Assigned task ::
Copy the records exactly. Include every line.

BEGIN Information

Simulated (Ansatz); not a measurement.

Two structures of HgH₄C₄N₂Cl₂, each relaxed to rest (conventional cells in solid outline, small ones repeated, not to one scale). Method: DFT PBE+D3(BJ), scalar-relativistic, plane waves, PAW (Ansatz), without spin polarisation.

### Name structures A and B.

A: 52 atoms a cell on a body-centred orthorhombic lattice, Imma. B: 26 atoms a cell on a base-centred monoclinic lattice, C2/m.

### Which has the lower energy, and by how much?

END Information

Task result ::
Simulated (Ansatz); not a measurement.

Two structures of HgH₄C₄N₂Cl₂, each relaxed to rest (conventional cells in solid outline, small ones repeated, not to one scale). Method: DFT PBE+D3(BJ), scalar-relativistic, plane waves, PAW (Ansatz), without spin polarisation.

### Name structures A and B.

A: 52 atoms a cell on a body-centred orthorhombic lattice, Imma. B: 26 atoms a cell on a base-centred monoclinic lattice, C2/m.

### Which has the lower energy, and by how much?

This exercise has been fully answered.